-.-.-

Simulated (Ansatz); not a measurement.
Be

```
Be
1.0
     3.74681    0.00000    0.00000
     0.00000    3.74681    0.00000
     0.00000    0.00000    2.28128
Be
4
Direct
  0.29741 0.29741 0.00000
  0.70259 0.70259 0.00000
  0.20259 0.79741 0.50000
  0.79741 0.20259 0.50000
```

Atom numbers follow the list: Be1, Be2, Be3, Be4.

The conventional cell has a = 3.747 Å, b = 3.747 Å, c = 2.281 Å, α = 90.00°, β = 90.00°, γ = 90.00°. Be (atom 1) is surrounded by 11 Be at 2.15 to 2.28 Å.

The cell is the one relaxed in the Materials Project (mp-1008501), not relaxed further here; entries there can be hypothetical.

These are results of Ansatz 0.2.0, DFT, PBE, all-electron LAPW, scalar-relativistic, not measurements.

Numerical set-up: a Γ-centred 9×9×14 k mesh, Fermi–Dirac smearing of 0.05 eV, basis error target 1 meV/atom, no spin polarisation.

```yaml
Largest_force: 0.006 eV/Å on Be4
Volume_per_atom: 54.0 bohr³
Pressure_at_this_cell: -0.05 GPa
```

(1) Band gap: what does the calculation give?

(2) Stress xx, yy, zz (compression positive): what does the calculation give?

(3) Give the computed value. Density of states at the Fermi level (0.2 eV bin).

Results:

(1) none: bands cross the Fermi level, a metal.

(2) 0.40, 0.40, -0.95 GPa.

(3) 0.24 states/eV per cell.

-.-.-

WORK TASK: Word for word, quote the lines of the material from the first line through the line with "(1) Band gap: what does the calculation give?", both ends included.

RESPONSE BOX:
Simulated (Ansatz); not a measurement.
Be

```
Be
1.0
     3.74681    0.00000    0.00000
     0.00000    3.74681    0.00000
     0.00000    0.00000    2.28128
Be
4
Direct
  0.29741 0.29741 0.00000
  0.70259 0.70259 0.00000
  0.20259 0.79741 0.50000
  0.79741 0.20259 0.50000
```

Atom numbers follow the list: Be1, Be2, Be3, Be4.

The conventional cell has a = 3.747 Å, b = 3.747 Å, c = 2.281 Å, α = 90.00°, β = 90.00°, γ = 90.00°. Be (atom 1) is surrounded by 11 Be at 2.15 to 2.28 Å.

The cell is the one relaxed in the Materials Project (mp-1008501), not relaxed further here; entries there can be hypothetical.

These are results of Ansatz 0.2.0, DFT, PBE, all-electron LAPW, scalar-relativistic, not measurements.

Numerical set-up: a Γ-centred 9×9×14 k mesh, Fermi–Dirac smearing of 0.05 eV, basis error target 1 meV/atom, no spin polarisation.

```yaml
Largest_force: 0.006 eV/Å on Be4
Volume_per_atom: 54.0 bohr³
Pressure_at_this_cell: -0.05 GPa
```

(1) Band gap: what does the calculation give?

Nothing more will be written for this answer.